━━━ Provided records ━━━

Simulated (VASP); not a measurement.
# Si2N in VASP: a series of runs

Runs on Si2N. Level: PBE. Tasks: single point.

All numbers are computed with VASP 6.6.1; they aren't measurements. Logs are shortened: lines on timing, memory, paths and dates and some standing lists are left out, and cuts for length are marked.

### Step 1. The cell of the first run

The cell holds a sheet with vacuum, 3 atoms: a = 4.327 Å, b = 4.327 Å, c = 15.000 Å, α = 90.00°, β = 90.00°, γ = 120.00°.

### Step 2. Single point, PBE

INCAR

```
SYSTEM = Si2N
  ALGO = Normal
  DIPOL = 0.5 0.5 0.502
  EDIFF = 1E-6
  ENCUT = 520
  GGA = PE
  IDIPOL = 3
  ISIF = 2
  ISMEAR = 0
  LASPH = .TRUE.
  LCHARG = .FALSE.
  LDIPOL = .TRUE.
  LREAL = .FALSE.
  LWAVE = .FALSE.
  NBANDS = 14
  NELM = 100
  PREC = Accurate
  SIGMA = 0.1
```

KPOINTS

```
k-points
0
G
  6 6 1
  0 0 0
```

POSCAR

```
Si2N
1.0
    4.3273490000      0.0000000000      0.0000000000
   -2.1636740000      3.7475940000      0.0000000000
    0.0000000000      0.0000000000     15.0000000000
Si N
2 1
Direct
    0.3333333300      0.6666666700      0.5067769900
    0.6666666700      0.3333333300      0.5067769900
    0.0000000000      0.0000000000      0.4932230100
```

━━━

Requirement: Set down the data above once more so that nothing differs from the original.

Exercise solution:
Simulated (VASP); not a measurement.
# Si2N in VASP: a series of runs

Runs on Si2N. Level: PBE. Tasks: single point.

All numbers are computed with VASP 6.6.1; they aren't measurements. Logs are shortened: lines on timing, memory, paths and dates and some standing lists are left out, and cuts for length are marked.

### Step 1. The cell of the first run

The cell holds a sheet with vacuum, 3 atoms: a = 4.327 Å, b = 4.327 Å, c = 15.000 Å, α = 90.00°, β = 90.00°, γ = 120.00°.

### Step 2. Single point, PBE

INCAR

```
SYSTEM = Si2N
  ALGO = Normal
  DIPOL = 0.5 0.5 0.502
  EDIFF = 1E-6
  ENCUT = 520
  GGA = PE
  IDIPOL = 3
  ISIF = 2
  ISMEAR = 0
  LASPH = .TRUE.
  LCHARG = .FALSE.
  LDIPOL = .TRUE.
  LREAL = .FALSE.
  LWAVE = .FALSE.
  NBANDS = 14
  NELM = 100
  PREC = Accurate
  SIGMA = 0.1
```

KPOINTS

```
k-points
0
G
  6 6 1
  0 0 0
```

POSCAR

```
Si2N
1.0
    4.3273490000      0.0000000000      0.0000000000
   -2.1636740000      3.7475940000      0.0000000000
    0.0000000000      0.0000000000     15.0000000000
Si N
2 1
Direct
    0.3333333300      0.6666666700      0.5067769900
    0.6666666700      0.3333333300      0.5067769900
    0.0000000000      0.0000000000      0.4932230100
```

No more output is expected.